▶ **Activity**
Write out every line exactly, from the first line of the records below through the line that contains "Task: What interaction".

▶ **Entries shown**
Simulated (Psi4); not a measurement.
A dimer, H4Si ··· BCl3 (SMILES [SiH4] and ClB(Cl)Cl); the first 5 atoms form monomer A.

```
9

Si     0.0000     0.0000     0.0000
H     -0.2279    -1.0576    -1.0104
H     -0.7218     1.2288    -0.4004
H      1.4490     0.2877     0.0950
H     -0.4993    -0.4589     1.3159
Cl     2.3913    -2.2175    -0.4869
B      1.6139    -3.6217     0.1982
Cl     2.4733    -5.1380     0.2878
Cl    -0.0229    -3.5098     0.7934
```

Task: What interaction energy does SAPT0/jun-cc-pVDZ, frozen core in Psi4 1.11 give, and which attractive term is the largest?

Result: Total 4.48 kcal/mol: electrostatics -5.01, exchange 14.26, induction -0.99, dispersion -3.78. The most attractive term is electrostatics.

▶ **Problem solution**
Simulated (Psi4); not a measurement.
A dimer, H4Si ··· BCl3 (SMILES [SiH4] and ClB(Cl)Cl); the first 5 atoms form monomer A.

```
9

Si     0.0000     0.0000     0.0000
H     -0.2279    -1.0576    -1.0104
H     -0.7218     1.2288    -0.4004
H      1.4490     0.2877     0.0950
H     -0.4993    -0.4589     1.3159
Cl     2.3913    -2.2175    -0.4869
B      1.6139    -3.6217     0.1982
Cl     2.4733    -5.1380     0.2878
Cl    -0.0229    -3.5098     0.7934
```

Task: What interaction energy does SAPT0/jun-cc-pVDZ, frozen core in Psi4 1.11 give, and which attractive term is the largest?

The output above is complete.